MATERIAL SUPPLIED:
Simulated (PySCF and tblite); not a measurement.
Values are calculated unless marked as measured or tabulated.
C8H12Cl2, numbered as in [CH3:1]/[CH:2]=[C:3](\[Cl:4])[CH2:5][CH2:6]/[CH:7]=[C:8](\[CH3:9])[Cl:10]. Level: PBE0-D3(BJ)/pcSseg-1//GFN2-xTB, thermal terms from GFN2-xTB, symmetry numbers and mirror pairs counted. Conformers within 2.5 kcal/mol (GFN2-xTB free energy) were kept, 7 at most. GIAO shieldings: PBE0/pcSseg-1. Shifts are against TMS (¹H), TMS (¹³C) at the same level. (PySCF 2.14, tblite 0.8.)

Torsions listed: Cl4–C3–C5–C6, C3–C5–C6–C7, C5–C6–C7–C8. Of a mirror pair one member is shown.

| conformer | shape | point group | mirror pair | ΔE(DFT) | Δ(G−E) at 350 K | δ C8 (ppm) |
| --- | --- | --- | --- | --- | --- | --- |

REQUIREMENT: Your task is to set down again, exactly, every line from the beginning of the listing through the line with "Values are calculated".

EXERCISE RESPONSE:
Simulated (PySCF and tblite); not a measurement.
Values are calculated unless marked as measured or tabulated.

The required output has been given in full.